**** MATERIAL PROVIDED

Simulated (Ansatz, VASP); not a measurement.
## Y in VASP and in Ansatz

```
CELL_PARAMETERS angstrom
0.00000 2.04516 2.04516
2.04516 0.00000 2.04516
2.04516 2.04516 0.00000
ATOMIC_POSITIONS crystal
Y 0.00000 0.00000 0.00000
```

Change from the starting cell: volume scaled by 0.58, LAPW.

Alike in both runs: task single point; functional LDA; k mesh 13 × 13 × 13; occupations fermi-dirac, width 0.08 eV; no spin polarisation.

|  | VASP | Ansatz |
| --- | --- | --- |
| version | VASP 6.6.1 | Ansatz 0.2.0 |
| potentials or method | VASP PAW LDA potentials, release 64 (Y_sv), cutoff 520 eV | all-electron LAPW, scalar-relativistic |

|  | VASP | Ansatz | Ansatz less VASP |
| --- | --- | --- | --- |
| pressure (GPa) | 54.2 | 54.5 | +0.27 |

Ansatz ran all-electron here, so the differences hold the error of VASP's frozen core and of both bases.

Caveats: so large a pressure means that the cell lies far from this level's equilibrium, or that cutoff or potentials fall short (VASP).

********

▶ EXERCISE
From the first line of the data above to the line holding "Ansatz ran all-electron", reproduce each line exactly; emit no other lines.

▶ ANSWER BOX
Simulated (Ansatz, VASP); not a measurement.
## Y in VASP and in Ansatz

```
CELL_PARAMETERS angstrom
0.00000 2.04516 2.04516
2.04516 0.00000 2.04516
2.04516 2.04516 0.00000
ATOMIC_POSITIONS crystal
Y 0.00000 0.00000 0.00000
```

Change from the starting cell: volume scaled by 0.58, LAPW.

Alike in both runs: task single point; functional LDA; k mesh 13 × 13 × 13; occupations fermi-dirac, width 0.08 eV; no spin polarisation.

|  | VASP | Ansatz |
| --- | --- | --- |
| version | VASP 6.6.1 | Ansatz 0.2.0 |
| potentials or method | VASP PAW LDA potentials, release 64 (Y_sv), cutoff 520 eV | all-electron LAPW, scalar-relativistic |

|  | VASP | Ansatz | Ansatz less VASP |
| --- | --- | --- | --- |
| pressure (GPa) | 54.2 | 54.5 | +0.27 |

Ansatz ran all-electron here, so the differences hold the error of VASP's frozen core and of both bases.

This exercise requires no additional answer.